[Start of section]

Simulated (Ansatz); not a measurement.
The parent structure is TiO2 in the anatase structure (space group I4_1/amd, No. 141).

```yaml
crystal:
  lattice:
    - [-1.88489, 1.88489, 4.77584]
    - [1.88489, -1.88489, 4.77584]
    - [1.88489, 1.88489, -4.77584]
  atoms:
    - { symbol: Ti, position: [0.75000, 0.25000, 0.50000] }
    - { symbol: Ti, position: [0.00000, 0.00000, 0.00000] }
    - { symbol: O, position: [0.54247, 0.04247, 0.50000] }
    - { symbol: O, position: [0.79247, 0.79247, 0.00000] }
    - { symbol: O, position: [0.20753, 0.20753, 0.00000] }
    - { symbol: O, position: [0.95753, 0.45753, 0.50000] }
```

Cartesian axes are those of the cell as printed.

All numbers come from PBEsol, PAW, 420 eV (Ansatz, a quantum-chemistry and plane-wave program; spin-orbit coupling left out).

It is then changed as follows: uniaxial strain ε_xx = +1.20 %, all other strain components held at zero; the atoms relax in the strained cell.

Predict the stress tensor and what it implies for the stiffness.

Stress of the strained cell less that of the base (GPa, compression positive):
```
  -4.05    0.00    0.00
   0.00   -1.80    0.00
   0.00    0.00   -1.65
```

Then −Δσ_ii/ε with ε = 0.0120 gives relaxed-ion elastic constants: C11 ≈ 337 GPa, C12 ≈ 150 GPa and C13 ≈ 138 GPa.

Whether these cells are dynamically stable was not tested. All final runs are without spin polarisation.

[End of section]

In the data above, find the line that contains "Cartesian axes are", then reproduce exactly every line from the first line through that line.

#### [ANSWER SPACE]
Simulated (Ansatz); not a measurement.
The parent structure is TiO2 in the anatase structure (space group I4_1/amd, No. 141).

```yaml
crystal:
  lattice:
    - [-1.88489, 1.88489, 4.77584]
    - [1.88489, -1.88489, 4.77584]
    - [1.88489, 1.88489, -4.77584]
  atoms:
    - { symbol: Ti, position: [0.75000, 0.25000, 0.50000] }
    - { symbol: Ti, position: [0.00000, 0.00000, 0.00000] }
    - { symbol: O, position: [0.54247, 0.04247, 0.50000] }
    - { symbol: O, position: [0.79247, 0.79247, 0.00000] }
    - { symbol: O, position: [0.20753, 0.20753, 0.00000] }
    - { symbol: O, position: [0.95753, 0.45753, 0.50000] }
```

Cartesian axes are those of the cell as printed.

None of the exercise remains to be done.